Information supplied.
=== Begin Enclosure ===
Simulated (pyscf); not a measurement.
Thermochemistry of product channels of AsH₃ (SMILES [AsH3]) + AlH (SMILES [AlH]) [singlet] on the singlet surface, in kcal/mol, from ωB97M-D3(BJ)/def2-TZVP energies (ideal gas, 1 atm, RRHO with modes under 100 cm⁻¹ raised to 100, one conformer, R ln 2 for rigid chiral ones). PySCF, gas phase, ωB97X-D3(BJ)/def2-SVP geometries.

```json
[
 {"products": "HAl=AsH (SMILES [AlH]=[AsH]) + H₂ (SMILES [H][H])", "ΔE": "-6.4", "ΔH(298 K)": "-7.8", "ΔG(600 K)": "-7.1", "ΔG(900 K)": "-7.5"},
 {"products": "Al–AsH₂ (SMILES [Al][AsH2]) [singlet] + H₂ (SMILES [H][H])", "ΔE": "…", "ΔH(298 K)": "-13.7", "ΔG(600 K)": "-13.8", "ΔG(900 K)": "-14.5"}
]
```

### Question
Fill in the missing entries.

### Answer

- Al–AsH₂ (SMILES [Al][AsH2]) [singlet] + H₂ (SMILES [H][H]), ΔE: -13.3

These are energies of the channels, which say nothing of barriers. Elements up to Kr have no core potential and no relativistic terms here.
=== End Enclosure ===

Assignment.
Please write out exactly the lines from the start of the data through the line that contains "- Al–AsH₂ (SMILES", both ends included, and nothing else.

Task output.
Simulated (pyscf); not a measurement.
Thermochemistry of product channels of AsH₃ (SMILES [AsH3]) + AlH (SMILES [AlH]) [singlet] on the singlet surface, in kcal/mol, from ωB97M-D3(BJ)/def2-TZVP energies (ideal gas, 1 atm, RRHO with modes under 100 cm⁻¹ raised to 100, one conformer, R ln 2 for rigid chiral ones). PySCF, gas phase, ωB97X-D3(BJ)/def2-SVP geometries.

```json
[
 {"products": "HAl=AsH (SMILES [AlH]=[AsH]) + H₂ (SMILES [H][H])", "ΔE": "-6.4", "ΔH(298 K)": "-7.8", "ΔG(600 K)": "-7.1", "ΔG(900 K)": "-7.5"},
 {"products": "Al–AsH₂ (SMILES [Al][AsH2]) [singlet] + H₂ (SMILES [H][H])", "ΔE": "…", "ΔH(298 K)": "-13.7", "ΔG(600 K)": "-13.8", "ΔG(900 K)": "-14.5"}
]
```

### Question
Fill in the missing entries.

### Answer

- Al–AsH₂ (SMILES [Al][AsH2]) [singlet] + H₂ (SMILES [H][H]), ΔE: -13.3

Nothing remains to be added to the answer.